# # # #
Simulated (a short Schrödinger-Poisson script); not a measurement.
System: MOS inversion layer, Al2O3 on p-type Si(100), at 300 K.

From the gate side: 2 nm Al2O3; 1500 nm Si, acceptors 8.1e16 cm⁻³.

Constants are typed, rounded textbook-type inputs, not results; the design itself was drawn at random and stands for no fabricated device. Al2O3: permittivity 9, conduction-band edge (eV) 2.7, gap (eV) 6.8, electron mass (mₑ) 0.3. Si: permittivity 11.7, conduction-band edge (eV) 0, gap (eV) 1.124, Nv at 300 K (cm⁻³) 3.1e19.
# # # #

WORK ORDER:
Reproduce the data exactly, character for character.

ANSWER SECTION:
Simulated (a short Schrödinger-Poisson script); not a measurement.
System: MOS inversion layer, Al2O3 on p-type Si(100), at 300 K.

From the gate side: 2 nm Al2O3; 1500 nm Si, acceptors 8.1e16 cm⁻³.

Constants are typed, rounded textbook-type inputs, not results; the design itself was drawn at random and stands for no fabricated device. Al2O3: permittivity 9, conduction-band edge (eV) 2.7, gap (eV) 6.8, electron mass (mₑ) 0.3. Si: permittivity 11.7, conduction-band edge (eV) 0, gap (eV) 1.124, Nv at 300 K (cm⁻³) 3.1e19.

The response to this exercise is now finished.